---- Listed entries

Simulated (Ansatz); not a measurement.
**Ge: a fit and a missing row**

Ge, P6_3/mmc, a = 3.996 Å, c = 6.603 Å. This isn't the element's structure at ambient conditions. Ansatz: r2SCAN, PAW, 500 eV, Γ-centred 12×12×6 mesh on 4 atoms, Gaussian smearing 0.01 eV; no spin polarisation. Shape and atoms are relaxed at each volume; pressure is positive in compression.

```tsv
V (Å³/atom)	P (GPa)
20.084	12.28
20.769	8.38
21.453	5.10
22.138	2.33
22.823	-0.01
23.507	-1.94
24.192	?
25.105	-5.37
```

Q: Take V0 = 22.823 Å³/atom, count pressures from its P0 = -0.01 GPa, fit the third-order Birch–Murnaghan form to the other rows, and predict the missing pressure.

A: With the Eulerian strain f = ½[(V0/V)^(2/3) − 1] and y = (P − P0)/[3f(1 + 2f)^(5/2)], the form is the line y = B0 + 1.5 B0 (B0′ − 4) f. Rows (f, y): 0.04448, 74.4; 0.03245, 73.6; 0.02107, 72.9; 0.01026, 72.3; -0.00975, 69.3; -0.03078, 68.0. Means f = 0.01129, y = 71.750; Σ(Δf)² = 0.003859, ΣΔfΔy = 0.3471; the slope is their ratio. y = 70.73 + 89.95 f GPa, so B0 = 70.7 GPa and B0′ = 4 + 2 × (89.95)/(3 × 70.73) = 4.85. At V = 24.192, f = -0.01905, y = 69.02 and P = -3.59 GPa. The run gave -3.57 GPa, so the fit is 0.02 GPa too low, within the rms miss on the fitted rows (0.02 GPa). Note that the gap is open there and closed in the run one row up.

--------

## Work order
Please repeat the listing word for word.

## Written reply
Simulated (Ansatz); not a measurement.
**Ge: a fit and a missing row**

Ge, P6_3/mmc, a = 3.996 Å, c = 6.603 Å. This isn't the element's structure at ambient conditions. Ansatz: r2SCAN, PAW, 500 eV, Γ-centred 12×12×6 mesh on 4 atoms, Gaussian smearing 0.01 eV; no spin polarisation. Shape and atoms are relaxed at each volume; pressure is positive in compression.

```tsv
V (Å³/atom)	P (GPa)
20.084	12.28
20.769	8.38
21.453	5.10
22.138	2.33
22.823	-0.01
23.507	-1.94
24.192	?
25.105	-5.37
```

Q: Take V0 = 22.823 Å³/atom, count pressures from its P0 = -0.01 GPa, fit the third-order Birch–Murnaghan form to the other rows, and predict the missing pressure.

A: With the Eulerian strain f = ½[(V0/V)^(2/3) − 1] and y = (P − P0)/[3f(1 + 2f)^(5/2)], the form is the line y = B0 + 1.5 B0 (B0′ − 4) f. Rows (f, y): 0.04448, 74.4; 0.03245, 73.6; 0.02107, 72.9; 0.01026, 72.3; -0.00975, 69.3; -0.03078, 68.0. Means f = 0.01129, y = 71.750; Σ(Δf)² = 0.003859, ΣΔfΔy = 0.3471; the slope is their ratio. y = 70.73 + 89.95 f GPa, so B0 = 70.7 GPa and B0′ = 4 + 2 × (89.95)/(3 × 70.73) = 4.85. At V = 24.192, f = -0.01905, y = 69.02 and P = -3.59 GPa. The run gave -3.57 GPa, so the fit is 0.02 GPa too low, within the rms miss on the fitted rows (0.02 GPa). Note that the gap is open there and closed in the run one row up.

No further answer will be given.